**Exercise**: Once you reach the line that holds "and atoms |" in the listing below, output it and every line after it through the line that holds "At the start: pressure", word for word.

━━ Recorded information
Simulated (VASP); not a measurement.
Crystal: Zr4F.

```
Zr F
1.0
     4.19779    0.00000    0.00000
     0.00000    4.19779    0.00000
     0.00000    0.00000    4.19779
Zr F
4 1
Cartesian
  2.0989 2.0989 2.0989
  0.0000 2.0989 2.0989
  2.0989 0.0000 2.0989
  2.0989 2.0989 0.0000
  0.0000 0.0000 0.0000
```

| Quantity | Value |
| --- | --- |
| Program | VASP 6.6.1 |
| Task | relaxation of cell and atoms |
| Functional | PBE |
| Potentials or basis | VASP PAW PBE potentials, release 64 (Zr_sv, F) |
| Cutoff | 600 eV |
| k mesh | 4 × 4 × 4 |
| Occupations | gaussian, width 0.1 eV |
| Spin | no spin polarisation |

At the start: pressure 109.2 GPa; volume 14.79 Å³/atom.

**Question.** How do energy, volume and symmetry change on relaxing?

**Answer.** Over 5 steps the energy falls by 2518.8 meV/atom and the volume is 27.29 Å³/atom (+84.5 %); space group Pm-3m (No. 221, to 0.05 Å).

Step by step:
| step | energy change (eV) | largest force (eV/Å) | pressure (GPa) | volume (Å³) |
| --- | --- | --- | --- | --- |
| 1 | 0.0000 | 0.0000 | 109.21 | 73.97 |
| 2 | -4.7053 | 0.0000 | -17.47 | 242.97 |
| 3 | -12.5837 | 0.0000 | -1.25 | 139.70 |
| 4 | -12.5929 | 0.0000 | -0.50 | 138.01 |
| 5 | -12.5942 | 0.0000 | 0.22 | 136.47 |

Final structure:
━━━━

**Result**:
| Task | relaxation of cell and atoms |
| Functional | PBE |
| Potentials or basis | VASP PAW PBE potentials, release 64 (Zr_sv, F) |
| Cutoff | 600 eV |
| k mesh | 4 × 4 × 4 |
| Occupations | gaussian, width 0.1 eV |
| Spin | no spin polarisation |

At the start: pressure 109.2 GPa; volume 14.79 Å³/atom.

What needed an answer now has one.